REQUIRED ACTION
Output the entries below exactly, from the first line to the line holding "Limits of the", both included.

DATA FOR REVIEW
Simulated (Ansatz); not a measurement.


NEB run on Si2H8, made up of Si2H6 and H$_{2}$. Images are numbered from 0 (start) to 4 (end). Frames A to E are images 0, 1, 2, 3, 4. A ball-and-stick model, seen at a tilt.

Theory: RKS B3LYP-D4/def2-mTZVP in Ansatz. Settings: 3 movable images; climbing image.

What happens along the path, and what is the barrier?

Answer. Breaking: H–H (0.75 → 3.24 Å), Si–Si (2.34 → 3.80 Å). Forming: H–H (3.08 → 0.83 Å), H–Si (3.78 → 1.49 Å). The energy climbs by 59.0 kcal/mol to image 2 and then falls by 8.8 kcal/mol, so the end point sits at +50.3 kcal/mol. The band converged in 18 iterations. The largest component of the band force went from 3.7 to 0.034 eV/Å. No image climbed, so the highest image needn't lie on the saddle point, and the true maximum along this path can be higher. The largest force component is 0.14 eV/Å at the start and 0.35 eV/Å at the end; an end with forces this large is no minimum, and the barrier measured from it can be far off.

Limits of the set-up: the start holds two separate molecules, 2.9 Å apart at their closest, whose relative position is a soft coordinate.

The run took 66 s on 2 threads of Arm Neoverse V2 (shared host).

WORKED SOLUTION
Simulated (Ansatz); not a measurement.


NEB run on Si2H8, made up of Si2H6 and H$_{2}$. Images are numbered from 0 (start) to 4 (end). Frames A to E are images 0, 1, 2, 3, 4. A ball-and-stick model, seen at a tilt.

Theory: RKS B3LYP-D4/def2-mTZVP in Ansatz. Settings: 3 movable images; climbing image.

What happens along the path, and what is the barrier?

Answer. Breaking: H–H (0.75 → 3.24 Å), Si–Si (2.34 → 3.80 Å). Forming: H–H (3.08 → 0.83 Å), H–Si (3.78 → 1.49 Å). The energy climbs by 59.0 kcal/mol to image 2 and then falls by 8.8 kcal/mol, so the end point sits at +50.3 kcal/mol. The band converged in 18 iterations. The largest component of the band force went from 3.7 to 0.034 eV/Å. No image climbed, so the highest image needn't lie on the saddle point, and the true maximum along this path can be higher. The largest force component is 0.14 eV/Å at the start and 0.35 eV/Å at the end; an end with forces this large is no minimum, and the barrier measured from it can be far off.

Limits of the set-up: the start holds two separate molecules, 2.9 Å apart at their closest, whose relative position is a soft coordinate.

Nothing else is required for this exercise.